START Raw data

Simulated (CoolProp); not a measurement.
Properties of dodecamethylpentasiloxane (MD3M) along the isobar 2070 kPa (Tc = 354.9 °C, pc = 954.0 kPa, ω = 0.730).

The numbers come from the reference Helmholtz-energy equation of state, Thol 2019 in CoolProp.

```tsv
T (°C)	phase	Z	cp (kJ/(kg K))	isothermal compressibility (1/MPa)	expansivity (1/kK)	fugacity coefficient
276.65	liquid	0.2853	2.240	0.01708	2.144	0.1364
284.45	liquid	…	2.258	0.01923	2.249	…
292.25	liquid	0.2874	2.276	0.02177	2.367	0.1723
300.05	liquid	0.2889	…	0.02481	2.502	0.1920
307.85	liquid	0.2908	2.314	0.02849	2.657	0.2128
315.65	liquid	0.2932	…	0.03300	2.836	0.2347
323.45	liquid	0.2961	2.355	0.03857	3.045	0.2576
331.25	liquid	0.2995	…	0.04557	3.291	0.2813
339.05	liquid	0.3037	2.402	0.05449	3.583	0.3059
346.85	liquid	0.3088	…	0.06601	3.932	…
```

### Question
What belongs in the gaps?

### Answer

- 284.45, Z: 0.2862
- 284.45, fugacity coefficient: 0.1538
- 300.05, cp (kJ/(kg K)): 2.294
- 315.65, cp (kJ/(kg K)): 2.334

END Raw data

◆ **Action item**: Give back each record above exactly as written.

◆ **Answer space**:
Simulated (CoolProp); not a measurement.
Properties of dodecamethylpentasiloxane (MD3M) along the isobar 2070 kPa (Tc = 354.9 °C, pc = 954.0 kPa, ω = 0.730).

The numbers come from the reference Helmholtz-energy equation of state, Thol 2019 in CoolProp.

```tsv
T (°C)	phase	Z	cp (kJ/(kg K))	isothermal compressibility (1/MPa)	expansivity (1/kK)	fugacity coefficient
276.65	liquid	0.2853	2.240	0.01708	2.144	0.1364
284.45	liquid	…	2.258	0.01923	2.249	…
292.25	liquid	0.2874	2.276	0.02177	2.367	0.1723
300.05	liquid	0.2889	…	0.02481	2.502	0.1920
307.85	liquid	0.2908	2.314	0.02849	2.657	0.2128
315.65	liquid	0.2932	…	0.03300	2.836	0.2347
323.45	liquid	0.2961	2.355	0.03857	3.045	0.2576
331.25	liquid	0.2995	…	0.04557	3.291	0.2813
339.05	liquid	0.3037	2.402	0.05449	3.583	0.3059
346.85	liquid	0.3088	…	0.06601	3.932	…
```

### Question
What belongs in the gaps?

### Answer

- 284.45, Z: 0.2862
- 284.45, fugacity coefficient: 0.1538
- 300.05, cp (kJ/(kg K)): 2.294
- 315.65, cp (kJ/(kg K)): 2.334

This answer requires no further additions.